— ACTION ITEM —
Every record below is to be reproduced exactly.

--- SUPPLIED DATA Enclosed Below ---
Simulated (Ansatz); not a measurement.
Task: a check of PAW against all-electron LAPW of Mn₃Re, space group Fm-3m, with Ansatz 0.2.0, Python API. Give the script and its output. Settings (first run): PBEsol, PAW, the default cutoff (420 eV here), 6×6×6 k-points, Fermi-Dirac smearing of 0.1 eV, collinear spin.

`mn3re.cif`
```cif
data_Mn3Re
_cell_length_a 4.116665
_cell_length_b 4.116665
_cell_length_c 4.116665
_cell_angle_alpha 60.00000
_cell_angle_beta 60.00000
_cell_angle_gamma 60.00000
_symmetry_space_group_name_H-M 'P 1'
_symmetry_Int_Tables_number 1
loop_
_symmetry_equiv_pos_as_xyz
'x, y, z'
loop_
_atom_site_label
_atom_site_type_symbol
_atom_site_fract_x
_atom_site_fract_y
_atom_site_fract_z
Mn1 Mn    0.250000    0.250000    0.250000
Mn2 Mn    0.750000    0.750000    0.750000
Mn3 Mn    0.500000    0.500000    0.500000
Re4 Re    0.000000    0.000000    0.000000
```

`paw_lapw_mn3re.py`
--- End of Enclosed SUPPLIED DATA ---

— REPLY —
Simulated (Ansatz); not a measurement.
Task: a check of PAW against all-electron LAPW of Mn₃Re, space group Fm-3m, with Ansatz 0.2.0, Python API. Give the script and its output. Settings (first run): PBEsol, PAW, the default cutoff (420 eV here), 6×6×6 k-points, Fermi-Dirac smearing of 0.1 eV, collinear spin.

`mn3re.cif`
```cif
data_Mn3Re
_cell_length_a 4.116665
_cell_length_b 4.116665
_cell_length_c 4.116665
_cell_angle_alpha 60.00000
_cell_angle_beta 60.00000
_cell_angle_gamma 60.00000
_symmetry_space_group_name_H-M 'P 1'
_symmetry_Int_Tables_number 1
loop_
_symmetry_equiv_pos_as_xyz
'x, y, z'
loop_
_atom_site_label
_atom_site_type_symbol
_atom_site_fract_x
_atom_site_fract_y
_atom_site_fract_z
Mn1 Mn    0.250000    0.250000    0.250000
Mn2 Mn    0.750000    0.750000    0.750000
Mn3 Mn    0.500000    0.500000    0.500000
Re4 Re    0.000000    0.000000    0.000000
```

`paw_lapw_mn3re.py`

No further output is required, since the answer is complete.